- _ENTRIES PROVIDED_
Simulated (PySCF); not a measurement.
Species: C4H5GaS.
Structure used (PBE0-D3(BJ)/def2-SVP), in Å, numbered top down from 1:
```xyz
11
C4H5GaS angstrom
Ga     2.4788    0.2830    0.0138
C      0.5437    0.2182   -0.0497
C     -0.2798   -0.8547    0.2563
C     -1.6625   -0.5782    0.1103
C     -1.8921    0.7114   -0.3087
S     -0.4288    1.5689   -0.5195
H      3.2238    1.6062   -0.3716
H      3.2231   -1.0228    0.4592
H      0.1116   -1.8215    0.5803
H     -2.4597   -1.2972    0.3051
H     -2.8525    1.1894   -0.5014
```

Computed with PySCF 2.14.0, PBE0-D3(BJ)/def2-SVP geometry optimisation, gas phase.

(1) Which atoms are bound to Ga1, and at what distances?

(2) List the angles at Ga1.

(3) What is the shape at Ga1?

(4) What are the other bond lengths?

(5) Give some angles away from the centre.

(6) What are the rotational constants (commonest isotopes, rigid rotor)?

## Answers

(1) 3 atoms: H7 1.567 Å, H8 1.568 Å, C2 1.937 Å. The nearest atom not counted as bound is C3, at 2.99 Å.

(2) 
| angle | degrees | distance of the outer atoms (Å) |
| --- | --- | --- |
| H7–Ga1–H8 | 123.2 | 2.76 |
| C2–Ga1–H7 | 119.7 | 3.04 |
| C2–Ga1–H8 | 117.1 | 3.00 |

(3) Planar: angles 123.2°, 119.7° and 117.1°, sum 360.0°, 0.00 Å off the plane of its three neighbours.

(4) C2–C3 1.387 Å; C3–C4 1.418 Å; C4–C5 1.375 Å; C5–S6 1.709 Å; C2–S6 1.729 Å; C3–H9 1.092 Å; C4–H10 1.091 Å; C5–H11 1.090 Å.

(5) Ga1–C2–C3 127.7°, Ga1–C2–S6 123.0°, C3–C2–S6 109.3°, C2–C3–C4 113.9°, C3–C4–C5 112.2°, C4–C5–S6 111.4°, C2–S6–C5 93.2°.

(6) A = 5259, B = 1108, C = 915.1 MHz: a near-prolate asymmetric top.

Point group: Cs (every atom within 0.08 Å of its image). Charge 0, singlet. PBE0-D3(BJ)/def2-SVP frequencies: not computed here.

- _WORK INSTRUCTION_
Repeat exactly the lines of the material above, taking the first line, the line with "(6) A = 5259, B", and every line between them.

- _WRITTEN SOLUTION_
Simulated (PySCF); not a measurement.
Species: C4H5GaS.
Structure used (PBE0-D3(BJ)/def2-SVP), in Å, numbered top down from 1:
```xyz
11
C4H5GaS angstrom
Ga     2.4788    0.2830    0.0138
C      0.5437    0.2182   -0.0497
C     -0.2798   -0.8547    0.2563
C     -1.6625   -0.5782    0.1103
C     -1.8921    0.7114   -0.3087
S     -0.4288    1.5689   -0.5195
H      3.2238    1.6062   -0.3716
H      3.2231   -1.0228    0.4592
H      0.1116   -1.8215    0.5803
H     -2.4597   -1.2972    0.3051
H     -2.8525    1.1894   -0.5014
```

Computed with PySCF 2.14.0, PBE0-D3(BJ)/def2-SVP geometry optimisation, gas phase.

(1) Which atoms are bound to Ga1, and at what distances?

(2) List the angles at Ga1.

(3) What is the shape at Ga1?

(4) What are the other bond lengths?

(5) Give some angles away from the centre.

(6) What are the rotational constants (commonest isotopes, rigid rotor)?

## Answers

(1) 3 atoms: H7 1.567 Å, H8 1.568 Å, C2 1.937 Å. The nearest atom not counted as bound is C3, at 2.99 Å.

(2) 
| angle | degrees | distance of the outer atoms (Å) |
| --- | --- | --- |
| H7–Ga1–H8 | 123.2 | 2.76 |
| C2–Ga1–H7 | 119.7 | 3.04 |
| C2–Ga1–H8 | 117.1 | 3.00 |

(3) Planar: angles 123.2°, 119.7° and 117.1°, sum 360.0°, 0.00 Å off the plane of its three neighbours.

(4) C2–C3 1.387 Å; C3–C4 1.418 Å; C4–C5 1.375 Å; C5–S6 1.709 Å; C2–S6 1.729 Å; C3–H9 1.092 Å; C4–H10 1.091 Å; C5–H11 1.090 Å.

(5) Ga1–C2–C3 127.7°, Ga1–C2–S6 123.0°, C3–C2–S6 109.3°, C2–C3–C4 113.9°, C3–C4–C5 112.2°, C4–C5–S6 111.4°, C2–S6–C5 93.2°.

(6) A = 5259, B = 1108, C = 915.1 MHz: a near-prolate asymmetric top.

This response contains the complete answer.